BRIEF
Start the output with the opening line of the listing below and continue, reproducing each line exactly, up to and including the line that contains "Random telegraph noise".

*****

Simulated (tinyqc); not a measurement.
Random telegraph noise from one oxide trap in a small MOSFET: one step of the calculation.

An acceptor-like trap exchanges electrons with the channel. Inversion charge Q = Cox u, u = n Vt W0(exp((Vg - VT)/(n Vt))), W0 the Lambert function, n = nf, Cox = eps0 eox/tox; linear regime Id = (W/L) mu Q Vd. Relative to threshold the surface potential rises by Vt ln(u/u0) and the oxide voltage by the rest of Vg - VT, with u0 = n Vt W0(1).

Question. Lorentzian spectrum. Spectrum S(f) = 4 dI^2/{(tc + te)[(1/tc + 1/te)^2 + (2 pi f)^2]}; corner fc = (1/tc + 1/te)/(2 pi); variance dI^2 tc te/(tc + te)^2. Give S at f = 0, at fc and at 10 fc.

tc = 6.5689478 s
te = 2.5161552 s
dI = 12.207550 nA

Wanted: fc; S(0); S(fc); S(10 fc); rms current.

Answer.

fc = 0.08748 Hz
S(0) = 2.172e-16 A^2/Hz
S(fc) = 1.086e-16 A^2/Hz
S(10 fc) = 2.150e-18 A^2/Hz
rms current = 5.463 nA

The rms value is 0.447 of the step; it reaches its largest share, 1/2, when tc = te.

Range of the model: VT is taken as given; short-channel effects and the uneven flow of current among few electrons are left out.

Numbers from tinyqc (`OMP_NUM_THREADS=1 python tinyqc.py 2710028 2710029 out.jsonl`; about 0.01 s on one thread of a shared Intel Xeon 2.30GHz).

*****

WRITTEN SOLUTION
Simulated (tinyqc); not a measurement.
Random telegraph noise from one oxide trap in a small MOSFET: one step of the calculation.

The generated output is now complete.